* DATA FOR ANALYSIS *
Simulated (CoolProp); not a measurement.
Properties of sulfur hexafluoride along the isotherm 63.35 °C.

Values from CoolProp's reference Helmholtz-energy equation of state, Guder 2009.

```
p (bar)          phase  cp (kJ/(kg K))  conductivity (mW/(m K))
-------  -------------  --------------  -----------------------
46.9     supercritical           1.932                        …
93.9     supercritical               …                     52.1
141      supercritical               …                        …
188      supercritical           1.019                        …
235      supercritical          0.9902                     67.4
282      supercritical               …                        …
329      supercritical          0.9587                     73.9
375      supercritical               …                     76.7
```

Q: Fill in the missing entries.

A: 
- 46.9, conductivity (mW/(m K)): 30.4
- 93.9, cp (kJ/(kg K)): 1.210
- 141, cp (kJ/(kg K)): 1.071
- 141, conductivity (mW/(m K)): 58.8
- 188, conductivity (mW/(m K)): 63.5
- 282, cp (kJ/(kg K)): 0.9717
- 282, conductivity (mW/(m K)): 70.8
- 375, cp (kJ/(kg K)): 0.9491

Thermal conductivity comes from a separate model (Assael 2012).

* WORK INSTRUCTION *
One stretch of the lines above is wanted, from the line that contains "- 93.9, cp (kJ/(kg K)): 1.210" through the line that contains "- 375, cp (kJ/(kg K)): 0.9491". Output it exactly.

* ANSWER SPACE *
- 93.9, cp (kJ/(kg K)): 1.210
- 141, cp (kJ/(kg K)): 1.071
- 141, conductivity (mW/(m K)): 58.8
- 188, conductivity (mW/(m K)): 63.5
- 282, cp (kJ/(kg K)): 0.9717
- 282, conductivity (mW/(m K)): 70.8
- 375, cp (kJ/(kg K)): 0.9491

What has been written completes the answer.